§ **Data section**
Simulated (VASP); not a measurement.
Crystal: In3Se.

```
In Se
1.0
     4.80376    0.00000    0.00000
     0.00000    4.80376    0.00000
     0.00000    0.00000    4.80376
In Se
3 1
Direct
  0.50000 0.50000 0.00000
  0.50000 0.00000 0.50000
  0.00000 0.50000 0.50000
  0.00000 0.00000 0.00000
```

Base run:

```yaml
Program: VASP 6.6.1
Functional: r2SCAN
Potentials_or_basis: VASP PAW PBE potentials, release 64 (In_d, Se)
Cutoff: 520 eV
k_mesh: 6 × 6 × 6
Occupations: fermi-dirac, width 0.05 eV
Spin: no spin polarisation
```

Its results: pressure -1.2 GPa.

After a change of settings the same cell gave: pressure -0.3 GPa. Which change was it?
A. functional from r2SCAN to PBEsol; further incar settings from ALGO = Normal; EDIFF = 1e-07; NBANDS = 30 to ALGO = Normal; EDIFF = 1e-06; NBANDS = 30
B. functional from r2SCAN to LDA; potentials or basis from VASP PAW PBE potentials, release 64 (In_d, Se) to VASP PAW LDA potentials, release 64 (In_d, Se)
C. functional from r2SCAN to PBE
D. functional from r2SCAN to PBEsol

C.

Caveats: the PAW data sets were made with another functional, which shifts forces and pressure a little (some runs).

§ **Task item**
Start at the first line of the material and transcribe each line exactly, stopping once the line containing "After a change" has been written.

§ **Task output**
Simulated (VASP); not a measurement.
Crystal: In3Se.

```
In Se
1.0
     4.80376    0.00000    0.00000
     0.00000    4.80376    0.00000
     0.00000    0.00000    4.80376
In Se
3 1
Direct
  0.50000 0.50000 0.00000
  0.50000 0.00000 0.50000
  0.00000 0.50000 0.50000
  0.00000 0.00000 0.00000
```

Base run:

```yaml
Program: VASP 6.6.1
Functional: r2SCAN
Potentials_or_basis: VASP PAW PBE potentials, release 64 (In_d, Se)
Cutoff: 520 eV
k_mesh: 6 × 6 × 6
Occupations: fermi-dirac, width 0.05 eV
Spin: no spin polarisation
```

Its results: pressure -1.2 GPa.

After a change of settings the same cell gave: pressure -0.3 GPa. Which change was it?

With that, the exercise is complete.